Work task -> Give the lines below again exactly, starting with the line that holds "Compound: C4H3FS." and going on through the line that holds "Computed with core-valence-separated".

Given records ->
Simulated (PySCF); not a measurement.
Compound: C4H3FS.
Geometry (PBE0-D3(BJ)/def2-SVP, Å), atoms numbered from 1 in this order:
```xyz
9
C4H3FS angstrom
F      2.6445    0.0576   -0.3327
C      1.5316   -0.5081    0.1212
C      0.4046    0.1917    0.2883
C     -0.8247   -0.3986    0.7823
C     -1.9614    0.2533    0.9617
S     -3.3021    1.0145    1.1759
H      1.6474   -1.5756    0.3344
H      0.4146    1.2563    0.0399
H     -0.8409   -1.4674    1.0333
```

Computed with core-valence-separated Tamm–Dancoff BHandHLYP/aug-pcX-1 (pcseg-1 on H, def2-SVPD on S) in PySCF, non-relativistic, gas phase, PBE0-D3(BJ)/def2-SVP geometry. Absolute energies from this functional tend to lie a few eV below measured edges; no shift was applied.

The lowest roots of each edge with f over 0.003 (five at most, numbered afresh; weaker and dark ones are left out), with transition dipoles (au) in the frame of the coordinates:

Written answer ->
Compound: C4H3FS.
Geometry (PBE0-D3(BJ)/def2-SVP, Å), atoms numbered from 1 in this order:
```xyz
9
C4H3FS angstrom
F      2.6445    0.0576   -0.3327
C      1.5316   -0.5081    0.1212
C      0.4046    0.1917    0.2883
C     -0.8247   -0.3986    0.7823
C     -1.9614    0.2533    0.9617
S     -3.3021    1.0145    1.1759
H      1.6474   -1.5756    0.3344
H      0.4146    1.2563    0.0399
H     -0.8409   -1.4674    1.0333
```

Computed with core-valence-separated Tamm–Dancoff BHandHLYP/aug-pcX-1 (pcseg-1 on H, def2-SVPD on S) in PySCF, non-relativistic, gas phase, PBE0-D3(BJ)/def2-SVP geometry. Absolute energies from this functional tend to lie a few eV below measured edges; no shift was applied.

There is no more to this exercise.